Set the following entries down again exactly, line by line.

========

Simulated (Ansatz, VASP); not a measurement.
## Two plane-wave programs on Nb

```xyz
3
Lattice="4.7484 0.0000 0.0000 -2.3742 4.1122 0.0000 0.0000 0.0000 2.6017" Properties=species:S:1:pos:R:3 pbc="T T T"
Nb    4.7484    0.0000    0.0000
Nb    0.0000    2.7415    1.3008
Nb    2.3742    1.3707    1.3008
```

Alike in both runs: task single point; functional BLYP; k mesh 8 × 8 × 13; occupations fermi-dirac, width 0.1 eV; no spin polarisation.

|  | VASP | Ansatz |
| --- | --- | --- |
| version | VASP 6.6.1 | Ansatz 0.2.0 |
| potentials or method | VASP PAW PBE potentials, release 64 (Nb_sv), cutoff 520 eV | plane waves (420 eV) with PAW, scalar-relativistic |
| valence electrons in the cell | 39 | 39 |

========

**Written reply**
Simulated (Ansatz, VASP); not a measurement.
## Two plane-wave programs on Nb

```xyz
3
Lattice="4.7484 0.0000 0.0000 -2.3742 4.1122 0.0000 0.0000 0.0000 2.6017" Properties=species:S:1:pos:R:3 pbc="T T T"
Nb    4.7484    0.0000    0.0000
Nb    0.0000    2.7415    1.3008
Nb    2.3742    1.3707    1.3008
```

Alike in both runs: task single point; functional BLYP; k mesh 8 × 8 × 13; occupations fermi-dirac, width 0.1 eV; no spin polarisation.

|  | VASP | Ansatz |
| --- | --- | --- |
| version | VASP 6.6.1 | Ansatz 0.2.0 |
| potentials or method | VASP PAW PBE potentials, release 64 (Nb_sv), cutoff 520 eV | plane waves (420 eV) with PAW, scalar-relativistic |
| valence electrons in the cell | 39 | 39 |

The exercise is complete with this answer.